= Information given =
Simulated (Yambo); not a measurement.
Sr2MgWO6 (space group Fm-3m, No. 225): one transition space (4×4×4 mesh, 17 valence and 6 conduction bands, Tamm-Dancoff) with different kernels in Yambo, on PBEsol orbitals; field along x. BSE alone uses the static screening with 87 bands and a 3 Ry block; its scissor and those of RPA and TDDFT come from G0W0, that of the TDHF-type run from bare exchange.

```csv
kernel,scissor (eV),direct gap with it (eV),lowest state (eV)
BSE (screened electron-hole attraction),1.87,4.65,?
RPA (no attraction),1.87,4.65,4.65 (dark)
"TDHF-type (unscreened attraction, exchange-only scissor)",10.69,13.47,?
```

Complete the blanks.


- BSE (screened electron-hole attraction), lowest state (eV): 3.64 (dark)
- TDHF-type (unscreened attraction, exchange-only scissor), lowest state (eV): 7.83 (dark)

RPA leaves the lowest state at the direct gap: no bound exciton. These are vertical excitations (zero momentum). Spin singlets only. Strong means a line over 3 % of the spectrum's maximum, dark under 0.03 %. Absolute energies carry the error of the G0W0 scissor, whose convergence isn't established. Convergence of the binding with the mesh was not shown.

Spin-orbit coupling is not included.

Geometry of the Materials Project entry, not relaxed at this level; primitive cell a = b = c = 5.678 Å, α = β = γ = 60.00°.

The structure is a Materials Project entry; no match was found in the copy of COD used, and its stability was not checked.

= Assignment =
Quote the listing above from its first line to the line with "Geometry of the", inclusive, and add nothing.

= Exercise response =
Simulated (Yambo); not a measurement.
Sr2MgWO6 (space group Fm-3m, No. 225): one transition space (4×4×4 mesh, 17 valence and 6 conduction bands, Tamm-Dancoff) with different kernels in Yambo, on PBEsol orbitals; field along x. BSE alone uses the static screening with 87 bands and a 3 Ry block; its scissor and those of RPA and TDDFT come from G0W0, that of the TDHF-type run from bare exchange.

```csv
kernel,scissor (eV),direct gap with it (eV),lowest state (eV)
BSE (screened electron-hole attraction),1.87,4.65,?
RPA (no attraction),1.87,4.65,4.65 (dark)
"TDHF-type (unscreened attraction, exchange-only scissor)",10.69,13.47,?
```

Complete the blanks.


- BSE (screened electron-hole attraction), lowest state (eV): 3.64 (dark)
- TDHF-type (unscreened attraction, exchange-only scissor), lowest state (eV): 7.83 (dark)

RPA leaves the lowest state at the direct gap: no bound exciton. These are vertical excitations (zero momentum). Spin singlets only. Strong means a line over 3 % of the spectrum's maximum, dark under 0.03 %. Absolute energies carry the error of the G0W0 scissor, whose convergence isn't established. Convergence of the binding with the mesh was not shown.

Spin-orbit coupling is not included.

Geometry of the Materials Project entry, not relaxed at this level; primitive cell a = b = c = 5.678 Å, α = β = γ = 60.00°.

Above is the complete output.